* BRIEF:
Retype the entries. Match them exactly.

#####

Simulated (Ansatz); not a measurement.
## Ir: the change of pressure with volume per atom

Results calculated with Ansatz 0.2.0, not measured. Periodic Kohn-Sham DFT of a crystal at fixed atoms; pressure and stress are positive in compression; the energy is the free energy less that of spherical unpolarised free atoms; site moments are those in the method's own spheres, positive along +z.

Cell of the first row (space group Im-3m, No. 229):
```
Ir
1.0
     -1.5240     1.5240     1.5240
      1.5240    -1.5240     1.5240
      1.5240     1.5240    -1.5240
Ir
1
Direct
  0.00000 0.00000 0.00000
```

#####

* WORKED SOLUTION:
Simulated (Ansatz); not a measurement.
## Ir: the change of pressure with volume per atom

Results calculated with Ansatz 0.2.0, not measured. Periodic Kohn-Sham DFT of a crystal at fixed atoms; pressure and stress are positive in compression; the energy is the free energy less that of spherical unpolarised free atoms; site moments are those in the method's own spheres, positive along +z.

Cell of the first row (space group Im-3m, No. 229):
```
Ir
1.0
     -1.5240     1.5240     1.5240
      1.5240    -1.5240     1.5240
      1.5240     1.5240    -1.5240
Ir
1
Direct
  0.00000 0.00000 0.00000
```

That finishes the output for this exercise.